__EXERCISE__: Beginning with the first line below, please repeat the material exactly, ending with the line that includes "atoms, atoms displaced)".

[[ MATERIAL SUPPLIED, beginning ]]

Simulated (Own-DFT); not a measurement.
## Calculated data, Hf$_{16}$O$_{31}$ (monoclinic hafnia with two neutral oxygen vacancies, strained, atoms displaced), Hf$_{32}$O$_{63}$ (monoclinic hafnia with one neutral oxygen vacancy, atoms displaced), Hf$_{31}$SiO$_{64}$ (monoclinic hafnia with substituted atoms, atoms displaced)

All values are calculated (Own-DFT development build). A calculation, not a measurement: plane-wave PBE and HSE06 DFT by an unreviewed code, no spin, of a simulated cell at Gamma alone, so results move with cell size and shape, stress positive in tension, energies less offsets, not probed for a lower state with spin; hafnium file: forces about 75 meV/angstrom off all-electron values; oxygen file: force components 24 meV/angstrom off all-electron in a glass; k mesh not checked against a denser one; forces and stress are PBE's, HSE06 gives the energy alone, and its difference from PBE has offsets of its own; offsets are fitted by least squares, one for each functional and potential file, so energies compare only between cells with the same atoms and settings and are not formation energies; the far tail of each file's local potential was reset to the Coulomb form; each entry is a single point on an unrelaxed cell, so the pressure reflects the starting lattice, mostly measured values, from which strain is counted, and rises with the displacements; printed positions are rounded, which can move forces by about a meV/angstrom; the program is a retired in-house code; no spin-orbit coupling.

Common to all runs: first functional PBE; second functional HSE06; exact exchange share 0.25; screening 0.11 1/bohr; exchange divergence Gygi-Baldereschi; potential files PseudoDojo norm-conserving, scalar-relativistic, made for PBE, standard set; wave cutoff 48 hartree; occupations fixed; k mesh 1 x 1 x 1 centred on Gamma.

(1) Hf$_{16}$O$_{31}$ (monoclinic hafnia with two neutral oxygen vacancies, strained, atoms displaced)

[[ MATERIAL SUPPLIED, end ]]

__EXERCISE RESPONSE__:
Simulated (Own-DFT); not a measurement.
## Calculated data, Hf$_{16}$O$_{31}$ (monoclinic hafnia with two neutral oxygen vacancies, strained, atoms displaced), Hf$_{32}$O$_{63}$ (monoclinic hafnia with one neutral oxygen vacancy, atoms displaced), Hf$_{31}$SiO$_{64}$ (monoclinic hafnia with substituted atoms, atoms displaced)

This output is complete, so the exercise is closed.